WORK ITEM:
Read the data that follows. Then repeat it exactly.

INFORMATION SHOWN:
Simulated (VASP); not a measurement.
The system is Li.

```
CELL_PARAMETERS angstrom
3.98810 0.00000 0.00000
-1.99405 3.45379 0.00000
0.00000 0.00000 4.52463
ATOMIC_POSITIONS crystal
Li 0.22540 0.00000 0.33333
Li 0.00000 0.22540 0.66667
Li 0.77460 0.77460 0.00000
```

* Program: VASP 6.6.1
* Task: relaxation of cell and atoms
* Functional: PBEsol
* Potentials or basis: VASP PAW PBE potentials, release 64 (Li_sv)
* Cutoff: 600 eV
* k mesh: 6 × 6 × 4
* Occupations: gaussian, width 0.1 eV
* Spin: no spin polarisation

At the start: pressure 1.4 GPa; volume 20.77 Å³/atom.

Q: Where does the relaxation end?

TASK RESULT:
Simulated (VASP); not a measurement.
The system is Li.

```
CELL_PARAMETERS angstrom
3.98810 0.00000 0.00000
-1.99405 3.45379 0.00000
0.00000 0.00000 4.52463
ATOMIC_POSITIONS crystal
Li 0.22540 0.00000 0.33333
Li 0.00000 0.22540 0.66667
Li 0.77460 0.77460 0.00000
```

* Program: VASP 6.6.1
* Task: relaxation of cell and atoms
* Functional: PBEsol
* Potentials or basis: VASP PAW PBE potentials, release 64 (Li_sv)
* Cutoff: 600 eV
* k mesh: 6 × 6 × 4
* Occupations: gaussian, width 0.1 eV
* Spin: no spin polarisation

At the start: pressure 1.4 GPa; volume 20.77 Å³/atom.

Q: Where does the relaxation end?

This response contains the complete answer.